Start to finish, the listing must be rewritten exactly.

───── Given entries ─────
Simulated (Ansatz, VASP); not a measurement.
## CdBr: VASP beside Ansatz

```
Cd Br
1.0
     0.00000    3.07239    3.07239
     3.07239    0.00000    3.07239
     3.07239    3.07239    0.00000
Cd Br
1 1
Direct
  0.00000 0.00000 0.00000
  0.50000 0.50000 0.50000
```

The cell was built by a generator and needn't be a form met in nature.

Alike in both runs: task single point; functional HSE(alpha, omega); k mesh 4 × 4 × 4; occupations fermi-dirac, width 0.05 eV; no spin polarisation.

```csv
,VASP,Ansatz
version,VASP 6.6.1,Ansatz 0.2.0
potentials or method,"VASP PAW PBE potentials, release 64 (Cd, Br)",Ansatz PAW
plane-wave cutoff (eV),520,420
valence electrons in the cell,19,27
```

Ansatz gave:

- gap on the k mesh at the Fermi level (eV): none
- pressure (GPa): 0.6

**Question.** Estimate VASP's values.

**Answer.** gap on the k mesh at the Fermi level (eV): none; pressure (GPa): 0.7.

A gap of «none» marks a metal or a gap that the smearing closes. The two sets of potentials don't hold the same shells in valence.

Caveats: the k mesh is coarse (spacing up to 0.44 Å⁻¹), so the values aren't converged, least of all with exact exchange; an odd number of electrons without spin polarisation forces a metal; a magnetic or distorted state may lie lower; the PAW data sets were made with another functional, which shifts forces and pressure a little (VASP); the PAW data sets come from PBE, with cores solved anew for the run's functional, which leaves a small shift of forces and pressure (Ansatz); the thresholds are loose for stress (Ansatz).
─────

Task output:
Simulated (Ansatz, VASP); not a measurement.
## CdBr: VASP beside Ansatz

```
Cd Br
1.0
     0.00000    3.07239    3.07239
     3.07239    0.00000    3.07239
     3.07239    3.07239    0.00000
Cd Br
1 1
Direct
  0.00000 0.00000 0.00000
  0.50000 0.50000 0.50000
```

The cell was built by a generator and needn't be a form met in nature.

Alike in both runs: task single point; functional HSE(alpha, omega); k mesh 4 × 4 × 4; occupations fermi-dirac, width 0.05 eV; no spin polarisation.

```csv
,VASP,Ansatz
version,VASP 6.6.1,Ansatz 0.2.0
potentials or method,"VASP PAW PBE potentials, release 64 (Cd, Br)",Ansatz PAW
plane-wave cutoff (eV),520,420
valence electrons in the cell,19,27
```

Ansatz gave:

- gap on the k mesh at the Fermi level (eV): none
- pressure (GPa): 0.6

**Question.** Estimate VASP's values.

**Answer.** gap on the k mesh at the Fermi level (eV): none; pressure (GPa): 0.7.

A gap of «none» marks a metal or a gap that the smearing closes. The two sets of potentials don't hold the same shells in valence.

Caveats: the k mesh is coarse (spacing up to 0.44 Å⁻¹), so the values aren't converged, least of all with exact exchange; an odd number of electrons without spin polarisation forces a metal; a magnetic or distorted state may lie lower; the PAW data sets were made with another functional, which shifts forces and pressure a little (VASP); the PAW data sets come from PBE, with cores solved anew for the run's functional, which leaves a small shift of forces and pressure (Ansatz); the thresholds are loose for stress (Ansatz).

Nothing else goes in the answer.